Action item: Print exactly those lines that run from the beginning of the data to the line bearing "The smearing width", inclusive.

Provided material:
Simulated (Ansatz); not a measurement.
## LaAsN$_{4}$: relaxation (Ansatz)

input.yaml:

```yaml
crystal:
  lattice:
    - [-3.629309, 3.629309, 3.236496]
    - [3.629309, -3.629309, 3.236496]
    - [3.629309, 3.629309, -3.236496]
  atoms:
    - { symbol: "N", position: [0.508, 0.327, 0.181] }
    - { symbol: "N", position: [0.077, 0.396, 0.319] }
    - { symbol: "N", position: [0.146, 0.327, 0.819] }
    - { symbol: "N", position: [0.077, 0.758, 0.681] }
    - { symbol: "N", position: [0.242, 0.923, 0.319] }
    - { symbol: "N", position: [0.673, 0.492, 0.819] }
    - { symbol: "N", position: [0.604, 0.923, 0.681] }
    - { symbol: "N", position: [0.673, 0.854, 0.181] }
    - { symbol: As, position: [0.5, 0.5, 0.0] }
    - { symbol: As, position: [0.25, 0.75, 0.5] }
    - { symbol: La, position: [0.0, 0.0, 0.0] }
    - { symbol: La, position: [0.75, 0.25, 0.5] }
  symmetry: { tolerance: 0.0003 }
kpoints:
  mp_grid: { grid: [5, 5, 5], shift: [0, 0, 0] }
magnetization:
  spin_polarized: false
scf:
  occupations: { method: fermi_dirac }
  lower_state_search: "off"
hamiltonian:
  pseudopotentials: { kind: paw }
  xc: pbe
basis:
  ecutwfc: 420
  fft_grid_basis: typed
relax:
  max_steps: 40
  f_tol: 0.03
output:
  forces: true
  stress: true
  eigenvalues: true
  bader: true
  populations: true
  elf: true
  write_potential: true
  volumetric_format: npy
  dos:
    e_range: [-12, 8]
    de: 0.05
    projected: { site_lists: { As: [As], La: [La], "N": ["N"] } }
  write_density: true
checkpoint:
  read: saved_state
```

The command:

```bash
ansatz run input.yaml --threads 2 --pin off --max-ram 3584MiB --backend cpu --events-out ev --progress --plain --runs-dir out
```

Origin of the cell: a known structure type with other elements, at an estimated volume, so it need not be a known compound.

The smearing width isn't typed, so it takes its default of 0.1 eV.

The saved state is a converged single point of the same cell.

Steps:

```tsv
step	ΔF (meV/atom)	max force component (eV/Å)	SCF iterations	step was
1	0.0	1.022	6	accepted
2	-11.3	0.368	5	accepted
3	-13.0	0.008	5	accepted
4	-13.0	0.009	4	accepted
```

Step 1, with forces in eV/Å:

Your solution:
Simulated (Ansatz); not a measurement.
## LaAsN$_{4}$: relaxation (Ansatz)

input.yaml:

```yaml
crystal:
  lattice:
    - [-3.629309, 3.629309, 3.236496]
    - [3.629309, -3.629309, 3.236496]
    - [3.629309, 3.629309, -3.236496]
  atoms:
    - { symbol: "N", position: [0.508, 0.327, 0.181] }
    - { symbol: "N", position: [0.077, 0.396, 0.319] }
    - { symbol: "N", position: [0.146, 0.327, 0.819] }
    - { symbol: "N", position: [0.077, 0.758, 0.681] }
    - { symbol: "N", position: [0.242, 0.923, 0.319] }
    - { symbol: "N", position: [0.673, 0.492, 0.819] }
    - { symbol: "N", position: [0.604, 0.923, 0.681] }
    - { symbol: "N", position: [0.673, 0.854, 0.181] }
    - { symbol: As, position: [0.5, 0.5, 0.0] }
    - { symbol: As, position: [0.25, 0.75, 0.5] }
    - { symbol: La, position: [0.0, 0.0, 0.0] }
    - { symbol: La, position: [0.75, 0.25, 0.5] }
  symmetry: { tolerance: 0.0003 }
kpoints:
  mp_grid: { grid: [5, 5, 5], shift: [0, 0, 0] }
magnetization:
  spin_polarized: false
scf:
  occupations: { method: fermi_dirac }
  lower_state_search: "off"
hamiltonian:
  pseudopotentials: { kind: paw }
  xc: pbe
basis:
  ecutwfc: 420
  fft_grid_basis: typed
relax:
  max_steps: 40
  f_tol: 0.03
output:
  forces: true
  stress: true
  eigenvalues: true
  bader: true
  populations: true
  elf: true
  write_potential: true
  volumetric_format: npy
  dos:
    e_range: [-12, 8]
    de: 0.05
    projected: { site_lists: { As: [As], La: [La], "N": ["N"] } }
  write_density: true
checkpoint:
  read: saved_state
```

The command:

```bash
ansatz run input.yaml --threads 2 --pin off --max-ram 3584MiB --backend cpu --events-out ev --progress --plain --runs-dir out
```

Origin of the cell: a known structure type with other elements, at an estimated volume, so it need not be a known compound.

The smearing width isn't typed, so it takes its default of 0.1 eV.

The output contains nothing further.